___ SUPPLIED MATERIAL ___

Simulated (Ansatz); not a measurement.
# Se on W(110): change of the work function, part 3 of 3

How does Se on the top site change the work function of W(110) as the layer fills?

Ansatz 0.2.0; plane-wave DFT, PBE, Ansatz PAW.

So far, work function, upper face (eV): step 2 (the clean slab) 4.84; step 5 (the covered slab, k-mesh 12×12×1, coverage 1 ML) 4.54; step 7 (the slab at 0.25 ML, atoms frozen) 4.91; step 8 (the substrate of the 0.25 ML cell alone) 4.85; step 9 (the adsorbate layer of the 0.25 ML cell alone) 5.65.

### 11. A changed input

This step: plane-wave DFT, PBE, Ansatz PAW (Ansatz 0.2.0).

___

Restate word for word the lines in the material above from the one with "So far, work" to the one with "### 11. A changed input"; both of those lines count, and nothing else does.

So far, work function, upper face (eV): step 2 (the clean slab) 4.84; step 5 (the covered slab, k-mesh 12×12×1, coverage 1 ML) 4.54; step 7 (the slab at 0.25 ML, atoms frozen) 4.91; step 8 (the substrate of the 0.25 ML cell alone) 4.85; step 9 (the adsorbate layer of the 0.25 ML cell alone) 5.65.

### 11. A changed input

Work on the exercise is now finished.